**Work order**
Copy the listing below line for line, from its opening line to the one with "A k mesh can", both included; stop there.

**Data to examine**
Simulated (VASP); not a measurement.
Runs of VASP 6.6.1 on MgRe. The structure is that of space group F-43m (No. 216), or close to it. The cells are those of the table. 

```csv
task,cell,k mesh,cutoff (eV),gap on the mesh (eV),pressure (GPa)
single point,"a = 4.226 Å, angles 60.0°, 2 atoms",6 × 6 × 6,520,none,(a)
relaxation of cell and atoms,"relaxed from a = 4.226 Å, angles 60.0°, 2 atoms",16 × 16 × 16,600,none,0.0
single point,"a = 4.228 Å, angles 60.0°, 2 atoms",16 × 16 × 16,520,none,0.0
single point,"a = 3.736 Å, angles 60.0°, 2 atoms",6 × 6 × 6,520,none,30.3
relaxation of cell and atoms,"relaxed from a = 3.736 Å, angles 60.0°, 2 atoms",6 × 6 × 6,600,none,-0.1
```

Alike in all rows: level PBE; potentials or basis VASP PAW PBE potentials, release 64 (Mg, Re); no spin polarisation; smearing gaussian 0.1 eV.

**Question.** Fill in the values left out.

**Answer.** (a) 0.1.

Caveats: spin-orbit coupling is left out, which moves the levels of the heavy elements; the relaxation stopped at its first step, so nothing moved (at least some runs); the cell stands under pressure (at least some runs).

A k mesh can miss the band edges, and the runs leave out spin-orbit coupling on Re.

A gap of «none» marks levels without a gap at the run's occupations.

**Written solution**
Simulated (VASP); not a measurement.
Runs of VASP 6.6.1 on MgRe. The structure is that of space group F-43m (No. 216), or close to it. The cells are those of the table. 

```csv
task,cell,k mesh,cutoff (eV),gap on the mesh (eV),pressure (GPa)
single point,"a = 4.226 Å, angles 60.0°, 2 atoms",6 × 6 × 6,520,none,(a)
relaxation of cell and atoms,"relaxed from a = 4.226 Å, angles 60.0°, 2 atoms",16 × 16 × 16,600,none,0.0
single point,"a = 4.228 Å, angles 60.0°, 2 atoms",16 × 16 × 16,520,none,0.0
single point,"a = 3.736 Å, angles 60.0°, 2 atoms",6 × 6 × 6,520,none,30.3
relaxation of cell and atoms,"relaxed from a = 3.736 Å, angles 60.0°, 2 atoms",6 × 6 × 6,600,none,-0.1
```

Alike in all rows: level PBE; potentials or basis VASP PAW PBE potentials, release 64 (Mg, Re); no spin polarisation; smearing gaussian 0.1 eV.

**Question.** Fill in the values left out.

**Answer.** (a) 0.1.

Caveats: spin-orbit coupling is left out, which moves the levels of the heavy elements; the relaxation stopped at its first step, so nothing moved (at least some runs); the cell stands under pressure (at least some runs).

A k mesh can miss the band edges, and the runs leave out spin-orbit coupling on Re.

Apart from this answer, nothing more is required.